- _Requirement_: Would you please output, word for word, the span of the listing below that opens on the line containing "All values are" and closes on the line containing "Task: After how"? Include both ends and nothing more.

- _Dataset content_:

■ ■ ■

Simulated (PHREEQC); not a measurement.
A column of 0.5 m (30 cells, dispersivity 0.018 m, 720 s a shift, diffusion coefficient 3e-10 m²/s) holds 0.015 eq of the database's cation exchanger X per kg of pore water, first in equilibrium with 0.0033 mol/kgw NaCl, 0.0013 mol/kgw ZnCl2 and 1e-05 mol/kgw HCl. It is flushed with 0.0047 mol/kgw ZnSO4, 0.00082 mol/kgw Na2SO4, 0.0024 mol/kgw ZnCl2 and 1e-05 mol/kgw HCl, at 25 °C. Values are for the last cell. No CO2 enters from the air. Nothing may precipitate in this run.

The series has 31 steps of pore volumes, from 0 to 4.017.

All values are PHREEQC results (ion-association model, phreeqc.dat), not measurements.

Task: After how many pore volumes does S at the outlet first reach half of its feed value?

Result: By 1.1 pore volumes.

■ ■ ■

- _Exercise solution_:
All values are PHREEQC results (ion-association model, phreeqc.dat), not measurements.

Task: After how many pore volumes does S at the outlet first reach half of its feed value?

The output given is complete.